Your answer should be a faithful copy of the entire listing.

☆ ☆ ☆ ☆ ☆ ☆ ☆
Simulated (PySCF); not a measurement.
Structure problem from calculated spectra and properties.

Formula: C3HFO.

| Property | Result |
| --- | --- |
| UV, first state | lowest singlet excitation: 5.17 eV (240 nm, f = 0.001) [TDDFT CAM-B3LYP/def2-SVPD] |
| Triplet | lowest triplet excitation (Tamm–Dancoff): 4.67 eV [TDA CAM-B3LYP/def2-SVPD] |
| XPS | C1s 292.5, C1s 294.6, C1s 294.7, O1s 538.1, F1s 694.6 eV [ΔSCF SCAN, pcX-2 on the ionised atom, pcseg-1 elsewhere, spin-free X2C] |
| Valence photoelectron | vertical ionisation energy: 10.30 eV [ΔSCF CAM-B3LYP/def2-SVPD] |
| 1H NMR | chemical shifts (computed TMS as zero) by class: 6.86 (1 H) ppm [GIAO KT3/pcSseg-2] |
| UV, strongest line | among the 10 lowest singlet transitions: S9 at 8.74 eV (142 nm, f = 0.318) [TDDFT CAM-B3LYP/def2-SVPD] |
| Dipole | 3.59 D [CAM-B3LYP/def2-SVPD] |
☆ ☆ ☆ ☆ ☆ ☆ ☆

RESPONSE AREA
Simulated (PySCF); not a measurement.
Structure problem from calculated spectra and properties.

Formula: C3HFO.

| Property | Result |
| --- | --- |
| UV, first state | lowest singlet excitation: 5.17 eV (240 nm, f = 0.001) [TDDFT CAM-B3LYP/def2-SVPD] |
| Triplet | lowest triplet excitation (Tamm–Dancoff): 4.67 eV [TDA CAM-B3LYP/def2-SVPD] |
| XPS | C1s 292.5, C1s 294.6, C1s 294.7, O1s 538.1, F1s 694.6 eV [ΔSCF SCAN, pcX-2 on the ionised atom, pcseg-1 elsewhere, spin-free X2C] |
| Valence photoelectron | vertical ionisation energy: 10.30 eV [ΔSCF CAM-B3LYP/def2-SVPD] |
| 1H NMR | chemical shifts (computed TMS as zero) by class: 6.86 (1 H) ppm [GIAO KT3/pcSseg-2] |
| UV, strongest line | among the 10 lowest singlet transitions: S9 at 8.74 eV (142 nm, f = 0.318) [TDDFT CAM-B3LYP/def2-SVPD] |
| Dipole | 3.59 D [CAM-B3LYP/def2-SVPD] |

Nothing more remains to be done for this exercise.